====================

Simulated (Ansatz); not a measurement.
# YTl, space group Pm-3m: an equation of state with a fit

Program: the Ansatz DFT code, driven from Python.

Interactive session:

====================

* [Assignment]
Nothing should appear in the answer except the lines above from the line with "# YTl, space" through the line with "Program: the Ansatz", both included, written out exactly.

* [Result]
# YTl, space group Pm-3m: an equation of state with a fit

Program: the Ansatz DFT code, driven from Python.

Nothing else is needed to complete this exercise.